Dataset records:
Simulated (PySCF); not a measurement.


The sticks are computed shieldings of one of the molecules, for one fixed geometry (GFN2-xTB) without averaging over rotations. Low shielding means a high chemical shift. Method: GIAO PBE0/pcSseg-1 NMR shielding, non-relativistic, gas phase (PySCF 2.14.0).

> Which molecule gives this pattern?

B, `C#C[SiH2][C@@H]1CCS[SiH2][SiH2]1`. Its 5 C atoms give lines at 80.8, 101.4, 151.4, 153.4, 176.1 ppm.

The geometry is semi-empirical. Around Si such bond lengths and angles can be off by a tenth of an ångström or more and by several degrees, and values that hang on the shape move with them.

Work item: Above this instruction are the records; retype exactly the lines from the one containing "gives this pattern?" up to and including the one containing "153.4, 176.1 ppm.".

Task result:
> Which molecule gives this pattern?

B, `C#C[SiH2][C@@H]1CCS[SiH2][SiH2]1`. Its 5 C atoms give lines at 80.8, 101.4, 151.4, 153.4, 176.1 ppm.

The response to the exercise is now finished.